Dataset entries >>
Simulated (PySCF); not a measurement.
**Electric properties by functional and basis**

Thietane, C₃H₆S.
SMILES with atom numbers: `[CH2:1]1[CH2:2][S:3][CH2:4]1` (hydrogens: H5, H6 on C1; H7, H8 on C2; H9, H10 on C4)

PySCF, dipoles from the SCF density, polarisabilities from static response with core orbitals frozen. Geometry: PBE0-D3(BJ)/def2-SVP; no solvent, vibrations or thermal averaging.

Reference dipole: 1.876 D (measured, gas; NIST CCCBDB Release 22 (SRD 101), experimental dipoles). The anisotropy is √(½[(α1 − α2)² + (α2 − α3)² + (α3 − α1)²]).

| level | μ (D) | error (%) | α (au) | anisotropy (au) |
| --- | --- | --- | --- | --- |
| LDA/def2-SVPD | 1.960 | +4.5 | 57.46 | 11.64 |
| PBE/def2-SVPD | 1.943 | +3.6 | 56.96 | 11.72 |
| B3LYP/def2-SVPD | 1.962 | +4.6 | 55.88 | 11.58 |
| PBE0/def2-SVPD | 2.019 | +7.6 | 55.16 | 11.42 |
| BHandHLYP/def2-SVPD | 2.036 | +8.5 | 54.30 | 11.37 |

Work instruction >> Beginning at the top of the data, please return every line until and including the line containing "55.16 | 11.42 |", copied exactly, and nothing past it.

Answer section >>
Simulated (PySCF); not a measurement.
**Electric properties by functional and basis**

Thietane, C₃H₆S.
SMILES with atom numbers: `[CH2:1]1[CH2:2][S:3][CH2:4]1` (hydrogens: H5, H6 on C1; H7, H8 on C2; H9, H10 on C4)

PySCF, dipoles from the SCF density, polarisabilities from static response with core orbitals frozen. Geometry: PBE0-D3(BJ)/def2-SVP; no solvent, vibrations or thermal averaging.

Reference dipole: 1.876 D (measured, gas; NIST CCCBDB Release 22 (SRD 101), experimental dipoles). The anisotropy is √(½[(α1 − α2)² + (α2 − α3)² + (α3 − α1)²]).

| level | μ (D) | error (%) | α (au) | anisotropy (au) |
| --- | --- | --- | --- | --- |
| LDA/def2-SVPD | 1.960 | +4.5 | 57.46 | 11.64 |
| PBE/def2-SVPD | 1.943 | +3.6 | 56.96 | 11.72 |
| B3LYP/def2-SVPD | 1.962 | +4.6 | 55.88 | 11.58 |
| PBE0/def2-SVPD | 2.019 | +7.6 | 55.16 | 11.42 |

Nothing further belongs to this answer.